# Task item:
Everything in the listing beneath must be transcribed exactly.

** Opening Stored data block **

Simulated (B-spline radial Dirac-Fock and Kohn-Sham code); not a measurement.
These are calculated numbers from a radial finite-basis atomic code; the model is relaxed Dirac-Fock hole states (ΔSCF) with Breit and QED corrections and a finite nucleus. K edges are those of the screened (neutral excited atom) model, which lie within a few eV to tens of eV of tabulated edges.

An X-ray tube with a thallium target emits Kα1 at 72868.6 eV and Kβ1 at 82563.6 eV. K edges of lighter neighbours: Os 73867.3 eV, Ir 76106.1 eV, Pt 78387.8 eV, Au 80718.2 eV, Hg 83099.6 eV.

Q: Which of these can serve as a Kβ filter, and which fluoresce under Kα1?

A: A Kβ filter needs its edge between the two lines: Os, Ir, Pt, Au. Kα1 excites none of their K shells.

** Closing Stored data block **

# Expected answer:
Simulated (B-spline radial Dirac-Fock and Kohn-Sham code); not a measurement.
These are calculated numbers from a radial finite-basis atomic code; the model is relaxed Dirac-Fock hole states (ΔSCF) with Breit and QED corrections and a finite nucleus. K edges are those of the screened (neutral excited atom) model, which lie within a few eV to tens of eV of tabulated edges.

An X-ray tube with a thallium target emits Kα1 at 72868.6 eV and Kβ1 at 82563.6 eV. K edges of lighter neighbours: Os 73867.3 eV, Ir 76106.1 eV, Pt 78387.8 eV, Au 80718.2 eV, Hg 83099.6 eV.

Q: Which of these can serve as a Kβ filter, and which fluoresce under Kα1?

A: A Kβ filter needs its edge between the two lines: Os, Ir, Pt, Au. Kα1 excites none of their K shells.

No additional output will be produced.